Look through the records below for the line with "(GPa) | -5.35 |" and the line with "VASP (GPa): -5.44.", then return those lines and all lines between, exactly.

[Records shown — start]

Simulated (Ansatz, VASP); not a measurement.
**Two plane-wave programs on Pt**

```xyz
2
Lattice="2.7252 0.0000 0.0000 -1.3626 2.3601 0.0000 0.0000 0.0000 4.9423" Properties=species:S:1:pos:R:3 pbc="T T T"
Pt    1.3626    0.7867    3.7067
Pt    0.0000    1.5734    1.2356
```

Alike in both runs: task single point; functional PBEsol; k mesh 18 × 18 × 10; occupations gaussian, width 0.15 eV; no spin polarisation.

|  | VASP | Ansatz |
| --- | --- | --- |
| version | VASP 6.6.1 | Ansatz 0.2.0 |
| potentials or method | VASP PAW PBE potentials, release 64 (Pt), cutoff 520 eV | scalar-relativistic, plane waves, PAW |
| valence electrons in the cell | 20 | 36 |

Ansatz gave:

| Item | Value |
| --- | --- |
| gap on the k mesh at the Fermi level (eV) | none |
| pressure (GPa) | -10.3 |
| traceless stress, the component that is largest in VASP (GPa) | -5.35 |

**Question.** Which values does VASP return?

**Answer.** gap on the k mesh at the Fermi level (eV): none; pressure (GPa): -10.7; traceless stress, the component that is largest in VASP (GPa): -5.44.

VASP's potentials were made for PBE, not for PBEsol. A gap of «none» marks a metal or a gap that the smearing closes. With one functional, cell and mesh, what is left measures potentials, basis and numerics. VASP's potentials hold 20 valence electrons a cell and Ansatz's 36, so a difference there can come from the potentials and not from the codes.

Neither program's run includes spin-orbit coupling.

[Records shown — finish]

* [Expected answer]:
| traceless stress, the component that is largest in VASP (GPa) | -5.35 |

**Question.** Which values does VASP return?

**Answer.** gap on the k mesh at the Fermi level (eV): none; pressure (GPa): -10.7; traceless stress, the component that is largest in VASP (GPa): -5.44.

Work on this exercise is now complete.